_Work order_
In the entries below, find the line with "energy of Cl**" and the line with "Measured between the". Return those two lines and all lines between them, exactly.

_Recorded data_
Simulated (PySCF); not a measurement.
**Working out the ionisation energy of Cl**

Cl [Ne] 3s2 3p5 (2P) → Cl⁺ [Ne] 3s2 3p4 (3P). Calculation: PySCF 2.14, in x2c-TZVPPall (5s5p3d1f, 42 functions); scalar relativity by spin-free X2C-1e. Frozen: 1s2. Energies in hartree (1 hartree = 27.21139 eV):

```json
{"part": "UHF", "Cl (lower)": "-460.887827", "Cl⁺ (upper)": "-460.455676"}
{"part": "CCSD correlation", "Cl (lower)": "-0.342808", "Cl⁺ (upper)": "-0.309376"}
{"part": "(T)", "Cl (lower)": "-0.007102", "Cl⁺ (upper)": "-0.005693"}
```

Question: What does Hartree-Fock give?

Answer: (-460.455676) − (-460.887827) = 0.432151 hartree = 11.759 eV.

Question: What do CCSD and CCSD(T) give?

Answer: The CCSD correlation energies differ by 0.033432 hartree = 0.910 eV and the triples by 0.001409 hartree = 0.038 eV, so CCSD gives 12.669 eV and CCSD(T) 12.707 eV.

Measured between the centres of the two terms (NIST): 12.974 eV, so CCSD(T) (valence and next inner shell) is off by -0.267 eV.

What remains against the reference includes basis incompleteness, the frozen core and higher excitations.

_Exercise solution_
**Working out the ionisation energy of Cl**

Cl [Ne] 3s2 3p5 (2P) → Cl⁺ [Ne] 3s2 3p4 (3P). Calculation: PySCF 2.14, in x2c-TZVPPall (5s5p3d1f, 42 functions); scalar relativity by spin-free X2C-1e. Frozen: 1s2. Energies in hartree (1 hartree = 27.21139 eV):

```json
{"part": "UHF", "Cl (lower)": "-460.887827", "Cl⁺ (upper)": "-460.455676"}
{"part": "CCSD correlation", "Cl (lower)": "-0.342808", "Cl⁺ (upper)": "-0.309376"}
{"part": "(T)", "Cl (lower)": "-0.007102", "Cl⁺ (upper)": "-0.005693"}
```

Question: What does Hartree-Fock give?

Answer: (-460.455676) − (-460.887827) = 0.432151 hartree = 11.759 eV.

Question: What do CCSD and CCSD(T) give?

Answer: The CCSD correlation energies differ by 0.033432 hartree = 0.910 eV and the triples by 0.001409 hartree = 0.038 eV, so CCSD gives 12.669 eV and CCSD(T) 12.707 eV.

Measured between the centres of the two terms (NIST): 12.974 eV, so CCSD(T) (valence and next inner shell) is off by -0.267 eV.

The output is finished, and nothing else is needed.